Requirement: Begin at the line containing "Machine-learned potentials (CHGNet-r²SCAN)" in the data below and go on through the line containing "Differences are worked", repeating each line exactly; include both ends and no other line.

**********

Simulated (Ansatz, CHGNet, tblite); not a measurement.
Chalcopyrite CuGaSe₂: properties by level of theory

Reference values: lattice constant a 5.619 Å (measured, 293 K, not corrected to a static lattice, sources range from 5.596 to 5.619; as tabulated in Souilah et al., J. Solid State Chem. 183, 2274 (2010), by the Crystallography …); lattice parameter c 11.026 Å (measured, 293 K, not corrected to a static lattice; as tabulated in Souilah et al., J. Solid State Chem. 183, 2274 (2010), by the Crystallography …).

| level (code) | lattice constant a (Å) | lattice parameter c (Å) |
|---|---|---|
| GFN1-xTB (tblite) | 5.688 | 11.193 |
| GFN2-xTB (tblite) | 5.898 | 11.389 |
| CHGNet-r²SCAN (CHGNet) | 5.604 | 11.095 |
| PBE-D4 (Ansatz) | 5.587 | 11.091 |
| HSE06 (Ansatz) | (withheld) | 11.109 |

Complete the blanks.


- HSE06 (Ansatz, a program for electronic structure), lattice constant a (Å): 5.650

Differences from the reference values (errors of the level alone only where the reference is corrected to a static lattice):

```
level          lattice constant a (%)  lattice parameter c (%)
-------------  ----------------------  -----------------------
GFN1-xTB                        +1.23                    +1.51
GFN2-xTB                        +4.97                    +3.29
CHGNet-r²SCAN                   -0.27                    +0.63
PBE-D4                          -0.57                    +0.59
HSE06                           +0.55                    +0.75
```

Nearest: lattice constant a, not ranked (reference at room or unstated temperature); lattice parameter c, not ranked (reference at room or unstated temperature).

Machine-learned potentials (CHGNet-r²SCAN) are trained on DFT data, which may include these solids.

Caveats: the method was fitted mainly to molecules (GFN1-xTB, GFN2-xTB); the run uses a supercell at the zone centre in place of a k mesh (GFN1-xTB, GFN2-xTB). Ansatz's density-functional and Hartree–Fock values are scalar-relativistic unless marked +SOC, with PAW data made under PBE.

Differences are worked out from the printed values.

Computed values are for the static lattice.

**********

Exercise response:
Machine-learned potentials (CHGNet-r²SCAN) are trained on DFT data, which may include these solids.

Caveats: the method was fitted mainly to molecules (GFN1-xTB, GFN2-xTB); the run uses a supercell at the zone centre in place of a k mesh (GFN1-xTB, GFN2-xTB). Ansatz's density-functional and Hartree–Fock values are scalar-relativistic unless marked +SOC, with PAW data made under PBE.

Differences are worked out from the printed values.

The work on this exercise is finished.